▸ Work instruction
Each record below is to be set down again precisely.

━━ Data section ━━

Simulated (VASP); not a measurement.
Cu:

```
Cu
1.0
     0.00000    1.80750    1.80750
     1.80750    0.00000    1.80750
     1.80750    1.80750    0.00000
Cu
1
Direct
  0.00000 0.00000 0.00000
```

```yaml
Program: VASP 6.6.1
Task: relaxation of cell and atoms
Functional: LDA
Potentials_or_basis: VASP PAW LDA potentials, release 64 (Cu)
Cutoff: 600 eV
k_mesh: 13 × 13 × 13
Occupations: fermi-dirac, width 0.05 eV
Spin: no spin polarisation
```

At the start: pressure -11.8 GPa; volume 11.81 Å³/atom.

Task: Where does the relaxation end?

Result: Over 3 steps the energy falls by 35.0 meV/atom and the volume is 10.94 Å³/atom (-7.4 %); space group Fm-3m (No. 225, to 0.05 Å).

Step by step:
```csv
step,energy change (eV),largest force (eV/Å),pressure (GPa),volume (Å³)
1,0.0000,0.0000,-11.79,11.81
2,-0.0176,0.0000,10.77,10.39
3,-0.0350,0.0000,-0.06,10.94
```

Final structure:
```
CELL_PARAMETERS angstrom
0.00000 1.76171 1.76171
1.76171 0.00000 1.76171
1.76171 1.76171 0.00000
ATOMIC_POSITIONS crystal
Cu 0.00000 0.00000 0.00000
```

━━━

▸ Problem solution
Simulated (VASP); not a measurement.
Cu:

```
Cu
1.0
     0.00000    1.80750    1.80750
     1.80750    0.00000    1.80750
     1.80750    1.80750    0.00000
Cu
1
Direct
  0.00000 0.00000 0.00000
```

```yaml
Program: VASP 6.6.1
Task: relaxation of cell and atoms
Functional: LDA
Potentials_or_basis: VASP PAW LDA potentials, release 64 (Cu)
Cutoff: 600 eV
k_mesh: 13 × 13 × 13
Occupations: fermi-dirac, width 0.05 eV
Spin: no spin polarisation
```

At the start: pressure -11.8 GPa; volume 11.81 Å³/atom.

Task: Where does the relaxation end?

Result: Over 3 steps the energy falls by 35.0 meV/atom and the volume is 10.94 Å³/atom (-7.4 %); space group Fm-3m (No. 225, to 0.05 Å).

Step by step:
```csv
step,energy change (eV),largest force (eV/Å),pressure (GPa),volume (Å³)
1,0.0000,0.0000,-11.79,11.81
2,-0.0176,0.0000,10.77,10.39
3,-0.0350,0.0000,-0.06,10.94
```

Final structure:
```
CELL_PARAMETERS angstrom
0.00000 1.76171 1.76171
1.76171 0.00000 1.76171
1.76171 1.76171 0.00000
ATOMIC_POSITIONS crystal
Cu 0.00000 0.00000 0.00000
```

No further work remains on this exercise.